* **Work task**: Copy out all the entries exactly.

* **Extracted data**:
==*==

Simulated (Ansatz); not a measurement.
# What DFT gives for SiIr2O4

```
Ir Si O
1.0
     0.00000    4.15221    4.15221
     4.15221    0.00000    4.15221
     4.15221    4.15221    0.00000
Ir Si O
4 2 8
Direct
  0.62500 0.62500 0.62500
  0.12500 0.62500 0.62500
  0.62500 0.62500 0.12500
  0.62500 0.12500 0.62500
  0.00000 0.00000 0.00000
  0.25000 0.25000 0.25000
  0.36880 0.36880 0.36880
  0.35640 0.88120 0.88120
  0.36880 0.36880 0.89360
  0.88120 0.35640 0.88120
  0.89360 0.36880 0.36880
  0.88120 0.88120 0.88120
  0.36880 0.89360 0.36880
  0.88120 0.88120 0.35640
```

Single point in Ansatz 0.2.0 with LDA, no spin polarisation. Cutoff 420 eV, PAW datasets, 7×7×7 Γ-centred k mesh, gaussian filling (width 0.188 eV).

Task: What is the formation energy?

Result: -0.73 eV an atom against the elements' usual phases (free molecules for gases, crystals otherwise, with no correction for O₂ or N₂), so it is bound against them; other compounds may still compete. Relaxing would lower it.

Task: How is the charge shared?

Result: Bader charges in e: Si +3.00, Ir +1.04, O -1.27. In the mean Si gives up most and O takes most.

==*==

* **Your solution**:
Simulated (Ansatz); not a measurement.
# What DFT gives for SiIr2O4

```
Ir Si O
1.0
     0.00000    4.15221    4.15221
     4.15221    0.00000    4.15221
     4.15221    4.15221    0.00000
Ir Si O
4 2 8
Direct
  0.62500 0.62500 0.62500
  0.12500 0.62500 0.62500
  0.62500 0.62500 0.12500
  0.62500 0.12500 0.62500
  0.00000 0.00000 0.00000
  0.25000 0.25000 0.25000
  0.36880 0.36880 0.36880
  0.35640 0.88120 0.88120
  0.36880 0.36880 0.89360
  0.88120 0.35640 0.88120
  0.89360 0.36880 0.36880
  0.88120 0.88120 0.88120
  0.36880 0.89360 0.36880
  0.88120 0.88120 0.35640
```

Single point in Ansatz 0.2.0 with LDA, no spin polarisation. Cutoff 420 eV, PAW datasets, 7×7×7 Γ-centred k mesh, gaussian filling (width 0.188 eV).

Task: What is the formation energy?

Result: -0.73 eV an atom against the elements' usual phases (free molecules for gases, crystals otherwise, with no correction for O₂ or N₂), so it is bound against them; other compounds may still compete. Relaxing would lower it.

Task: How is the charge shared?

Result: Bader charges in e: Si +3.00, Ir +1.04, O -1.27. In the mean Si gives up most and O takes most.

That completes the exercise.